▶ Records provided
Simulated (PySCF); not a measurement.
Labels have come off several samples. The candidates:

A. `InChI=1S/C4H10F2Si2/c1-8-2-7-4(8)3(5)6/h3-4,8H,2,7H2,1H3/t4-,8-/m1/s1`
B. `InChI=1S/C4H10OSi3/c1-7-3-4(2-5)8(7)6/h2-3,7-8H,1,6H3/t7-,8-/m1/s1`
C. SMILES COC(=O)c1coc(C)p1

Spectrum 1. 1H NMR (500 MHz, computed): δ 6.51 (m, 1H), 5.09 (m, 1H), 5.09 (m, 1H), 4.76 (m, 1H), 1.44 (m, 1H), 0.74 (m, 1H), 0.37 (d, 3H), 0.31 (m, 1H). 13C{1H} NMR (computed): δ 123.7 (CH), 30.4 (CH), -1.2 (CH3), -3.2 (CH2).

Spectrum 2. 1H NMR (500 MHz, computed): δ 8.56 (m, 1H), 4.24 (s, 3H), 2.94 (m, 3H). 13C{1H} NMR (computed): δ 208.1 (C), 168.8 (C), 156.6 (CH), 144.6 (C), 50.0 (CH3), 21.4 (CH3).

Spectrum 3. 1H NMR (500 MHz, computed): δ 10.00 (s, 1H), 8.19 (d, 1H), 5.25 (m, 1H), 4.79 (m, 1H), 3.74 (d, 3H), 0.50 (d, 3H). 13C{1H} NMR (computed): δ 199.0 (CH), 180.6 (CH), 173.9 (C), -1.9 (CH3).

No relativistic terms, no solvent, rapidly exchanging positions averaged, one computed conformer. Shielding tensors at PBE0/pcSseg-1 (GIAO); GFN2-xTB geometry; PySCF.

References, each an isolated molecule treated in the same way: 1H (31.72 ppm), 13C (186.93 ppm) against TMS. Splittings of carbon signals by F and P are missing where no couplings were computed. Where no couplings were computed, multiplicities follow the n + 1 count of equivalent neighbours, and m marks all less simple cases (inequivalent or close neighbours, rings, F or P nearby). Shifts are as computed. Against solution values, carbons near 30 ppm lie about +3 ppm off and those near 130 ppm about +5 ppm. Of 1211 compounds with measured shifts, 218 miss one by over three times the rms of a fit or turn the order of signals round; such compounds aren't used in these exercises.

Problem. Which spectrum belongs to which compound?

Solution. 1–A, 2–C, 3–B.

▶ Requirement
In the listing above, locate the line containing "Spectrum 2. 1H" and the line containing "Spectrum 3. 1H", then transcribe both and every line between them verbatim.

▶ Task output
Spectrum 2. 1H NMR (500 MHz, computed): δ 8.56 (m, 1H), 4.24 (s, 3H), 2.94 (m, 3H). 13C{1H} NMR (computed): δ 208.1 (C), 168.8 (C), 156.6 (CH), 144.6 (C), 50.0 (CH3), 21.4 (CH3).

Spectrum 3. 1H NMR (500 MHz, computed): δ 10.00 (s, 1H), 8.19 (d, 1H), 5.25 (m, 1H), 4.79 (m, 1H), 3.74 (d, 3H), 0.50 (d, 3H). 13C{1H} NMR (computed): δ 199.0 (CH), 180.6 (CH), 173.9 (C), -1.9 (CH3).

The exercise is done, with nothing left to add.